▼▼▼
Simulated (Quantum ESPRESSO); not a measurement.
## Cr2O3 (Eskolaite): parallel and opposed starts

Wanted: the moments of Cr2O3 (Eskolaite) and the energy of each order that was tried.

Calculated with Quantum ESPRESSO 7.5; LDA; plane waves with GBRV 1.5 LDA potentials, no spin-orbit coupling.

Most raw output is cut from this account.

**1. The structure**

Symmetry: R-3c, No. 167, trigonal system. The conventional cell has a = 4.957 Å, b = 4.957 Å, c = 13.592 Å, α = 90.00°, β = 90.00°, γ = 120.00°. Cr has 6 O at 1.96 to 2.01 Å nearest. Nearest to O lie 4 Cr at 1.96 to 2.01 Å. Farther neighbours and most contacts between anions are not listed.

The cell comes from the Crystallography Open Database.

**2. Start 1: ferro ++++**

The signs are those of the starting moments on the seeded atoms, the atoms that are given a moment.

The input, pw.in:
▲▲▲

▶ _Assignment_
Once you have read the records, repeat them all exactly.

▶ _Response area_
Simulated (Quantum ESPRESSO); not a measurement.
## Cr2O3 (Eskolaite): parallel and opposed starts

Wanted: the moments of Cr2O3 (Eskolaite) and the energy of each order that was tried.

Calculated with Quantum ESPRESSO 7.5; LDA; plane waves with GBRV 1.5 LDA potentials, no spin-orbit coupling.

Most raw output is cut from this account.

**1. The structure**

Symmetry: R-3c, No. 167, trigonal system. The conventional cell has a = 4.957 Å, b = 4.957 Å, c = 13.592 Å, α = 90.00°, β = 90.00°, γ = 120.00°. Cr has 6 O at 1.96 to 2.01 Å nearest. Nearest to O lie 4 Cr at 1.96 to 2.01 Å. Farther neighbours and most contacts between anions are not listed.

The cell comes from the Crystallography Open Database.

**2. Start 1: ferro ++++**

The signs are those of the starting moments on the seeded atoms, the atoms that are given a moment.

The input, pw.in:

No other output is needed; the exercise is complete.